▸ **ACTIVITY**
Copy out exactly the lines below that run from the one holding "Given: the input" to the one holding "Task: What does", keeping both of those lines and no others.

** ENTRIES SUPPLIED follows **

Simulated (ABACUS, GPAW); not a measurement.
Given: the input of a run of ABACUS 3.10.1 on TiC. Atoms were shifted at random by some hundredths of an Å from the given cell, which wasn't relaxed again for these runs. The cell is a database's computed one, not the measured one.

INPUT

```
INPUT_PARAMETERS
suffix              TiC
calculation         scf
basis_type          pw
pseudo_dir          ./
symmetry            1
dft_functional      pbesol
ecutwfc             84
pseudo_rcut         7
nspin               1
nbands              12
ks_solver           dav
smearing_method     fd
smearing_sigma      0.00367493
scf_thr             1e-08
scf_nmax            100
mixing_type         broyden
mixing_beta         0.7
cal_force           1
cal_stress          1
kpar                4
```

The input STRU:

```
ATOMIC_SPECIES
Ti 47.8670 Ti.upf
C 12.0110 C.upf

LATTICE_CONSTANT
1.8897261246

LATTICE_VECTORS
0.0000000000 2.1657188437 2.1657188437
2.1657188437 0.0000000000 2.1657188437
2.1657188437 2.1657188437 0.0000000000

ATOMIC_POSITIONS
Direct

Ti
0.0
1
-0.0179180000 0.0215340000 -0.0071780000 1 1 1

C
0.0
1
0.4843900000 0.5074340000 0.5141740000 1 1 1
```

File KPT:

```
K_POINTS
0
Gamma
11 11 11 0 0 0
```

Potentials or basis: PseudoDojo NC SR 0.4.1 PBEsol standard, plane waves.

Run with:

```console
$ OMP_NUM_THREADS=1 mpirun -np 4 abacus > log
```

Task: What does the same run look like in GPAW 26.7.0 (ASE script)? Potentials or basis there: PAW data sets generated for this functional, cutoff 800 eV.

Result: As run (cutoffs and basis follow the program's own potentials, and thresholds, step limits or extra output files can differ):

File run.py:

** End of ENTRIES SUPPLIED **

▸ **ANSWER SECTION**
Given: the input of a run of ABACUS 3.10.1 on TiC. Atoms were shifted at random by some hundredths of an Å from the given cell, which wasn't relaxed again for these runs. The cell is a database's computed one, not the measured one.

INPUT

```
INPUT_PARAMETERS
suffix              TiC
calculation         scf
basis_type          pw
pseudo_dir          ./
symmetry            1
dft_functional      pbesol
ecutwfc             84
pseudo_rcut         7
nspin               1
nbands              12
ks_solver           dav
smearing_method     fd
smearing_sigma      0.00367493
scf_thr             1e-08
scf_nmax            100
mixing_type         broyden
mixing_beta         0.7
cal_force           1
cal_stress          1
kpar                4
```

The input STRU:

```
ATOMIC_SPECIES
Ti 47.8670 Ti.upf
C 12.0110 C.upf

LATTICE_CONSTANT
1.8897261246

LATTICE_VECTORS
0.0000000000 2.1657188437 2.1657188437
2.1657188437 0.0000000000 2.1657188437
2.1657188437 2.1657188437 0.0000000000

ATOMIC_POSITIONS
Direct

Ti
0.0
1
-0.0179180000 0.0215340000 -0.0071780000 1 1 1

C
0.0
1
0.4843900000 0.5074340000 0.5141740000 1 1 1
```

File KPT:

```
K_POINTS
0
Gamma
11 11 11 0 0 0
```

Potentials or basis: PseudoDojo NC SR 0.4.1 PBEsol standard, plane waves.

Run with:

```console
$ OMP_NUM_THREADS=1 mpirun -np 4 abacus > log
```

Task: What does the same run look like in GPAW 26.7.0 (ASE script)? Potentials or basis there: PAW data sets generated for this functional, cutoff 800 eV.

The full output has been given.